● **ASSIGNMENT**
The expected output is the first line of the data below and every line after it, up to and including the line containing "Spin-orbit coupling is", each reproduced exactly.

════════════════════

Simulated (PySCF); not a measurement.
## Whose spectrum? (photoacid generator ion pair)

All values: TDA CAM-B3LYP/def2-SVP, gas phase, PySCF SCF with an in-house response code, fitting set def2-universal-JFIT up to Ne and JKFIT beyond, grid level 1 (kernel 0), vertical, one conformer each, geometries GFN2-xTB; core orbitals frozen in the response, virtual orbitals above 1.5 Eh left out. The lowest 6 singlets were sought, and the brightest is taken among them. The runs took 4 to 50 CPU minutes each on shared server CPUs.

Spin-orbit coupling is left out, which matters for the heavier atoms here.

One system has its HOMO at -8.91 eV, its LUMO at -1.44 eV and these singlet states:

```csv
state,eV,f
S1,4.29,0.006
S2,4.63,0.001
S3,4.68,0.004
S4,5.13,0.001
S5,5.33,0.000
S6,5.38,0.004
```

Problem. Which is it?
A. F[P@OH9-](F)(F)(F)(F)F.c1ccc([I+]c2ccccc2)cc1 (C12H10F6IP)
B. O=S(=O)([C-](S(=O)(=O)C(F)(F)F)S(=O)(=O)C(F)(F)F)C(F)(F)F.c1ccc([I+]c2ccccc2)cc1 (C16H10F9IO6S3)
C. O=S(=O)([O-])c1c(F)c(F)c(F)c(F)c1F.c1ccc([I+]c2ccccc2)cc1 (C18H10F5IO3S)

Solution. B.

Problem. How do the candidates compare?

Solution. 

════════════════════

● **WRITTEN ANSWER**
Simulated (PySCF); not a measurement.
## Whose spectrum? (photoacid generator ion pair)

All values: TDA CAM-B3LYP/def2-SVP, gas phase, PySCF SCF with an in-house response code, fitting set def2-universal-JFIT up to Ne and JKFIT beyond, grid level 1 (kernel 0), vertical, one conformer each, geometries GFN2-xTB; core orbitals frozen in the response, virtual orbitals above 1.5 Eh left out. The lowest 6 singlets were sought, and the brightest is taken among them. The runs took 4 to 50 CPU minutes each on shared server CPUs.

Spin-orbit coupling is left out, which matters for the heavier atoms here.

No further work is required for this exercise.